** GIVEN ENTRIES **
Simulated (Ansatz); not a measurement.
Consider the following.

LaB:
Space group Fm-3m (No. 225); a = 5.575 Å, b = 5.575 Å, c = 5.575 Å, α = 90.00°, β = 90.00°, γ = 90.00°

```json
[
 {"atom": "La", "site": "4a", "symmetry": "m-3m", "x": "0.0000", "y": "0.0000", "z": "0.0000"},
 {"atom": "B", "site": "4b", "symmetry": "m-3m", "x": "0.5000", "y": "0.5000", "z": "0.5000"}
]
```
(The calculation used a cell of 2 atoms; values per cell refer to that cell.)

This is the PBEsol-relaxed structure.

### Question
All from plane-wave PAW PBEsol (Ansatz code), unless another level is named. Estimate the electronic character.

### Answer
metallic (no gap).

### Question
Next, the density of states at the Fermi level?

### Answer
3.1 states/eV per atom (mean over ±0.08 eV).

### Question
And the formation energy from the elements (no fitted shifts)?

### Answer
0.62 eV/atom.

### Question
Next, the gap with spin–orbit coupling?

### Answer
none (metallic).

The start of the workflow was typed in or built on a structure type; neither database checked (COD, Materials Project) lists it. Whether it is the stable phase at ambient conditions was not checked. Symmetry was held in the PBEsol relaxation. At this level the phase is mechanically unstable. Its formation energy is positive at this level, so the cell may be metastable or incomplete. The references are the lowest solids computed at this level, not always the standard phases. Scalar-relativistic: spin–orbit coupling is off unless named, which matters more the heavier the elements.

** ACTIVITY **
The whole block of entries above should be repeated exactly.

** TASK ANSWER **
Simulated (Ansatz); not a measurement.
Consider the following.

LaB:
Space group Fm-3m (No. 225); a = 5.575 Å, b = 5.575 Å, c = 5.575 Å, α = 90.00°, β = 90.00°, γ = 90.00°

```json
[
 {"atom": "La", "site": "4a", "symmetry": "m-3m", "x": "0.0000", "y": "0.0000", "z": "0.0000"},
 {"atom": "B", "site": "4b", "symmetry": "m-3m", "x": "0.5000", "y": "0.5000", "z": "0.5000"}
]
```
(The calculation used a cell of 2 atoms; values per cell refer to that cell.)

This is the PBEsol-relaxed structure.

### Question
All from plane-wave PAW PBEsol (Ansatz code), unless another level is named. Estimate the electronic character.

### Answer
metallic (no gap).

### Question
Next, the density of states at the Fermi level?

### Answer
3.1 states/eV per atom (mean over ±0.08 eV).

### Question
And the formation energy from the elements (no fitted shifts)?

### Answer
0.62 eV/atom.

### Question
Next, the gap with spin–orbit coupling?

### Answer
none (metallic).

The start of the workflow was typed in or built on a structure type; neither database checked (COD, Materials Project) lists it. Whether it is the stable phase at ambient conditions was not checked. Symmetry was held in the PBEsol relaxation. At this level the phase is mechanically unstable. Its formation energy is positive at this level, so the cell may be metastable or incomplete. The references are the lowest solids computed at this level, not always the standard phases. Scalar-relativistic: spin–orbit coupling is off unless named, which matters more the heavier the elements.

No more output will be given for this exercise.